═══ Material shown

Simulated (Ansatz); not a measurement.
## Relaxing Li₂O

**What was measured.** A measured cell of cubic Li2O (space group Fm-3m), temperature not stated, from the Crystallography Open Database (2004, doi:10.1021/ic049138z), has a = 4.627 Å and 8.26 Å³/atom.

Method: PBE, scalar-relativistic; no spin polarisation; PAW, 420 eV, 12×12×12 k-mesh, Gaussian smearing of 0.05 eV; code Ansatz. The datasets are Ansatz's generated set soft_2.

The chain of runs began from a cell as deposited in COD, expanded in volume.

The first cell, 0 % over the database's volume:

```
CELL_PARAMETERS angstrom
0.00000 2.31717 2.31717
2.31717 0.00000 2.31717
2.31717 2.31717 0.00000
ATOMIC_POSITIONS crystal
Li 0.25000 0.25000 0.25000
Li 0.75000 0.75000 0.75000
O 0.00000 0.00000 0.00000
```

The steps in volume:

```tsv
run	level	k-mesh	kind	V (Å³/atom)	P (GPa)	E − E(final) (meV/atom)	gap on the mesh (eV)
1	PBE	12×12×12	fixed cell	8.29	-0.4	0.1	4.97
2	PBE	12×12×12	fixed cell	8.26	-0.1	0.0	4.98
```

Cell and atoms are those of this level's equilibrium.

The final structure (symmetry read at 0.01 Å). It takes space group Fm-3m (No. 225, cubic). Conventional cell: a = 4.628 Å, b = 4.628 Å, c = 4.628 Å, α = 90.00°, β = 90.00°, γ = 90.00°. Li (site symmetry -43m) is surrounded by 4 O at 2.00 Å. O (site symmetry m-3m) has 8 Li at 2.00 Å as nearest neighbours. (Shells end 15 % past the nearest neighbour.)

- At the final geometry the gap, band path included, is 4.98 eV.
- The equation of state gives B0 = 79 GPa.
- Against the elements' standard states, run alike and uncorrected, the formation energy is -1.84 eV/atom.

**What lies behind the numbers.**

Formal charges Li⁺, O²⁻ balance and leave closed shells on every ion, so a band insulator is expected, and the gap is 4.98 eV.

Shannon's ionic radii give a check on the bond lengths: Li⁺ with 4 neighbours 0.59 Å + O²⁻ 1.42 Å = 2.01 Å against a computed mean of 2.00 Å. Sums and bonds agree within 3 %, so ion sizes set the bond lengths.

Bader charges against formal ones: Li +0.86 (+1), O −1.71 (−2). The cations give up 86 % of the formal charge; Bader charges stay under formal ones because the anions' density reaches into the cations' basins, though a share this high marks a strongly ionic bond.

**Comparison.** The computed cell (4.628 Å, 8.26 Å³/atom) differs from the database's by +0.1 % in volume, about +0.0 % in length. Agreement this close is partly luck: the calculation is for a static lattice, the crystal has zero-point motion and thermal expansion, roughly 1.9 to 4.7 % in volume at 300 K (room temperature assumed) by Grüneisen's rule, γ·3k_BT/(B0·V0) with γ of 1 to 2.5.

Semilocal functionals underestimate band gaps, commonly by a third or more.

══════

▶ [Task item]:
Print exactly, and only, the lines beginning at the top of the listing and ending at the line with "and 8.26 Å³/atom.".

▶ [Answer box]:
Simulated (Ansatz); not a measurement.
## Relaxing Li₂O

**What was measured.** A measured cell of cubic Li2O (space group Fm-3m), temperature not stated, from the Crystallography Open Database (2004, doi:10.1021/ic049138z), has a = 4.627 Å and 8.26 Å³/atom.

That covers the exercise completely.